== Exercise ==
Your task is to quote the listing below exactly, beginning with its first line and ending on the line bearing "The cell comes".

== Data to examine
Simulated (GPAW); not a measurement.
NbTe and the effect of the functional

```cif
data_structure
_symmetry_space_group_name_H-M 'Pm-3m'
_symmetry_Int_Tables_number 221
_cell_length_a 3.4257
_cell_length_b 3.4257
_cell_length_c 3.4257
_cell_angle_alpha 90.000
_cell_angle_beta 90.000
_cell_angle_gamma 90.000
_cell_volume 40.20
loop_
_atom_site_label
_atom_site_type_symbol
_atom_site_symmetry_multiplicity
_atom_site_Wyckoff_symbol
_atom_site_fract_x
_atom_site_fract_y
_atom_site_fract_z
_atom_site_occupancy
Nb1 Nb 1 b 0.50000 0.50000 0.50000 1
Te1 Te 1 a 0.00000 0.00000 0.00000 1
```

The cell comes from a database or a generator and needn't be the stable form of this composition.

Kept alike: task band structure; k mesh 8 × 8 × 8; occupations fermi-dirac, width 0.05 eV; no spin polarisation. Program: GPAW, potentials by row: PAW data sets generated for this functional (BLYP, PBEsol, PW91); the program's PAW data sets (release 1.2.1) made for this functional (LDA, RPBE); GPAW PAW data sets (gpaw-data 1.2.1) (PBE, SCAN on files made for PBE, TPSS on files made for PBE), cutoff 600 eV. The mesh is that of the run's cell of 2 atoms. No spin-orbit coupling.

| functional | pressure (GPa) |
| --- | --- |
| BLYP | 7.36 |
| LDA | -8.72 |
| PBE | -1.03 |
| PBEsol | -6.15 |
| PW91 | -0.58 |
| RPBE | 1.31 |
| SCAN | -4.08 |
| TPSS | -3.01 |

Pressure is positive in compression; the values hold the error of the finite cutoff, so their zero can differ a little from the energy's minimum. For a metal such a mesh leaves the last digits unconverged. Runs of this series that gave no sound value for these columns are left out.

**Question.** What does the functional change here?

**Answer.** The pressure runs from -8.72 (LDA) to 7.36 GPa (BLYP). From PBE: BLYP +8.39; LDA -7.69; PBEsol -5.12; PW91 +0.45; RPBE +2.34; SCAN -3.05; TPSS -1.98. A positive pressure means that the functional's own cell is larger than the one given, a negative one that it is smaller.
====

== Exercise answer ==
Simulated (GPAW); not a measurement.
NbTe and the effect of the functional

```cif
data_structure
_symmetry_space_group_name_H-M 'Pm-3m'
_symmetry_Int_Tables_number 221
_cell_length_a 3.4257
_cell_length_b 3.4257
_cell_length_c 3.4257
_cell_angle_alpha 90.000
_cell_angle_beta 90.000
_cell_angle_gamma 90.000
_cell_volume 40.20
loop_
_atom_site_label
_atom_site_type_symbol
_atom_site_symmetry_multiplicity
_atom_site_Wyckoff_symbol
_atom_site_fract_x
_atom_site_fract_y
_atom_site_fract_z
_atom_site_occupancy
Nb1 Nb 1 b 0.50000 0.50000 0.50000 1
Te1 Te 1 a 0.00000 0.00000 0.00000 1
```

The cell comes from a database or a generator and needn't be the stable form of this composition.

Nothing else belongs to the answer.